◆ Assigned task:
Reproduce the first line of the material below and each line after it, exactly, through the line containing "PySCF (NMR shieldings", and give nothing more.

--

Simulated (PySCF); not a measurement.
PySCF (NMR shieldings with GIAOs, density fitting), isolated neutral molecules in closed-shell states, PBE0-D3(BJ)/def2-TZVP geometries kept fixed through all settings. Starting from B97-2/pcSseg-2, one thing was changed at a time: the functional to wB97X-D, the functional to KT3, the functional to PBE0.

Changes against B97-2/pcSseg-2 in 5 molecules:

--

◆ Task result:
Simulated (PySCF); not a measurement.
PySCF (NMR shieldings with GIAOs, density fitting), isolated neutral molecules in closed-shell states, PBE0-D3(BJ)/def2-TZVP geometries kept fixed through all settings. Starting from B97-2/pcSseg-2, one thing was changed at a time: the functional to wB97X-D, the functional to KT3, the functional to PBE0.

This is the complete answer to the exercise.